Information:
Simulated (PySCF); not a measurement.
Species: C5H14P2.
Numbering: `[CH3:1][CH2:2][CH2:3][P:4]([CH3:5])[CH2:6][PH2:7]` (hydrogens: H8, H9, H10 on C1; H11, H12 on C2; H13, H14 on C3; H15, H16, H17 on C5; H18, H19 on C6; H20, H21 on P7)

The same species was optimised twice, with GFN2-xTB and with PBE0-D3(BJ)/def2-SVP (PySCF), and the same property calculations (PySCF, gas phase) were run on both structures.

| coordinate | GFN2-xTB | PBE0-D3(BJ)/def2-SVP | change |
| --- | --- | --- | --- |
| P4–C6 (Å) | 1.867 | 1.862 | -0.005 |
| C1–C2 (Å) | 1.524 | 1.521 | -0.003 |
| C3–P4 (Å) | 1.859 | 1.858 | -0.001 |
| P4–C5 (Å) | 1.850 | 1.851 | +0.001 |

Work order:
Write each line above out exactly.

Your solution:
Simulated (PySCF); not a measurement.
Species: C5H14P2.
Numbering: `[CH3:1][CH2:2][CH2:3][P:4]([CH3:5])[CH2:6][PH2:7]` (hydrogens: H8, H9, H10 on C1; H11, H12 on C2; H13, H14 on C3; H15, H16, H17 on C5; H18, H19 on C6; H20, H21 on P7)

The same species was optimised twice, with GFN2-xTB and with PBE0-D3(BJ)/def2-SVP (PySCF), and the same property calculations (PySCF, gas phase) were run on both structures.

| coordinate | GFN2-xTB | PBE0-D3(BJ)/def2-SVP | change |
| --- | --- | --- | --- |
| P4–C6 (Å) | 1.867 | 1.862 | -0.005 |
| C1–C2 (Å) | 1.524 | 1.521 | -0.003 |
| C3–P4 (Å) | 1.859 | 1.858 | -0.001 |
| P4–C5 (Å) | 1.850 | 1.851 | +0.001 |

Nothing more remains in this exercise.